-------- DATA FOR ANALYSIS
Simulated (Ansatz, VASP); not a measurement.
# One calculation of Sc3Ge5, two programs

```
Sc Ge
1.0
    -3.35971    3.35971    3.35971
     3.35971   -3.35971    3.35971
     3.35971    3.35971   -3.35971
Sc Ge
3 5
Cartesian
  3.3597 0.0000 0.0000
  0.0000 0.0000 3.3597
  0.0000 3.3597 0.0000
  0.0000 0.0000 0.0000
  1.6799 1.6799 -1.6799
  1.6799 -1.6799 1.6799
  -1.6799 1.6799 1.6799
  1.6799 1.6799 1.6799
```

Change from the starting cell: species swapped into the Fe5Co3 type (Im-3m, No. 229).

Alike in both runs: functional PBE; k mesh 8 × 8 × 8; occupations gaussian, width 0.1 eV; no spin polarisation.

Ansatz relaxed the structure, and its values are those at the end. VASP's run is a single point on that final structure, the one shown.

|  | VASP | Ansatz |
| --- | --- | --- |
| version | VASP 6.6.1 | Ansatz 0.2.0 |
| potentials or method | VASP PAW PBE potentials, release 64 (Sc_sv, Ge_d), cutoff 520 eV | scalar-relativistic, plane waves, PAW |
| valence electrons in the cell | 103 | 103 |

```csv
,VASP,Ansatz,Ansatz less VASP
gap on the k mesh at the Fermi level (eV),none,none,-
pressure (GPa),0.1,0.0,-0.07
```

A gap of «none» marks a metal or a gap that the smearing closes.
----------------

## ASSIGNMENT:
The lines from the beginning of the records through the line containing "Alike in both" should be reproduced exactly. Include nothing else.

## ANSWER SECTION:
Simulated (Ansatz, VASP); not a measurement.
# One calculation of Sc3Ge5, two programs

```
Sc Ge
1.0
    -3.35971    3.35971    3.35971
     3.35971   -3.35971    3.35971
     3.35971    3.35971   -3.35971
Sc Ge
3 5
Cartesian
  3.3597 0.0000 0.0000
  0.0000 0.0000 3.3597
  0.0000 3.3597 0.0000
  0.0000 0.0000 0.0000
  1.6799 1.6799 -1.6799
  1.6799 -1.6799 1.6799
  -1.6799 1.6799 1.6799
  1.6799 1.6799 1.6799
```

Change from the starting cell: species swapped into the Fe5Co3 type (Im-3m, No. 229).

Alike in both runs: functional PBE; k mesh 8 × 8 × 8; occupations gaussian, width 0.1 eV; no spin polarisation.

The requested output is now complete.